=-=-=-=-=

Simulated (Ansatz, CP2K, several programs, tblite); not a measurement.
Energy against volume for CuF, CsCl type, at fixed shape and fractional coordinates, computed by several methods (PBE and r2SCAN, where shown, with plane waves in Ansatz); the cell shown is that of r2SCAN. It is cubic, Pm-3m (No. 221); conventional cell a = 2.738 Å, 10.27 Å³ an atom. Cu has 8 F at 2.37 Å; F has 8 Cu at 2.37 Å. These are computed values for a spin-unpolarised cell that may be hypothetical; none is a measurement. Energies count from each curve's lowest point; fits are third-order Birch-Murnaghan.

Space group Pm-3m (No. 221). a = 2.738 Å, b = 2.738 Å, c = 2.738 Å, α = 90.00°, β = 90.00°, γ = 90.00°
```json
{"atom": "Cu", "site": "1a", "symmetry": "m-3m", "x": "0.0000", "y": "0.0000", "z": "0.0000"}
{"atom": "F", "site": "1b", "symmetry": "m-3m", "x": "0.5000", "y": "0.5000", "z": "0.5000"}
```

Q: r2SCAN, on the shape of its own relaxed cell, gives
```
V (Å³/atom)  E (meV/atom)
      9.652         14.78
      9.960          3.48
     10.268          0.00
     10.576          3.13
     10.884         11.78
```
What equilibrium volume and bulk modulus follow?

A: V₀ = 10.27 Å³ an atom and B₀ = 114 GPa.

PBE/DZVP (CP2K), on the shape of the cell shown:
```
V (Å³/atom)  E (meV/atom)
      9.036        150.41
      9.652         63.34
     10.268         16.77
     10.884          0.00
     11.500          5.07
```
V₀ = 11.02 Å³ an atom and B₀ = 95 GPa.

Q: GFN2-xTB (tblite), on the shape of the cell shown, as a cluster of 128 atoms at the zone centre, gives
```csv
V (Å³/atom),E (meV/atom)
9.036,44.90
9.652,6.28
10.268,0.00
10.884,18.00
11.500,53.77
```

=-=-=-=-=

▸ REQUIREMENT
Please copy, without any change, the lines of the material from the first through the one containing "A: V₀ = 10.27 Å³ an atom and B₀ = 114 GPa.". Write nothing else.

▸ WRITTEN SOLUTION
Simulated (Ansatz, CP2K, several programs, tblite); not a measurement.
Energy against volume for CuF, CsCl type, at fixed shape and fractional coordinates, computed by several methods (PBE and r2SCAN, where shown, with plane waves in Ansatz); the cell shown is that of r2SCAN. It is cubic, Pm-3m (No. 221); conventional cell a = 2.738 Å, 10.27 Å³ an atom. Cu has 8 F at 2.37 Å; F has 8 Cu at 2.37 Å. These are computed values for a spin-unpolarised cell that may be hypothetical; none is a measurement. Energies count from each curve's lowest point; fits are third-order Birch-Murnaghan.

Space group Pm-3m (No. 221). a = 2.738 Å, b = 2.738 Å, c = 2.738 Å, α = 90.00°, β = 90.00°, γ = 90.00°
```json
{"atom": "Cu", "site": "1a", "symmetry": "m-3m", "x": "0.0000", "y": "0.0000", "z": "0.0000"}
{"atom": "F", "site": "1b", "symmetry": "m-3m", "x": "0.5000", "y": "0.5000", "z": "0.5000"}
```

Q: r2SCAN, on the shape of its own relaxed cell, gives
```
V (Å³/atom)  E (meV/atom)
      9.652         14.78
      9.960          3.48
     10.268          0.00
     10.576          3.13
     10.884         11.78
```
What equilibrium volume and bulk modulus follow?

A: V₀ = 10.27 Å³ an atom and B₀ = 114 GPa.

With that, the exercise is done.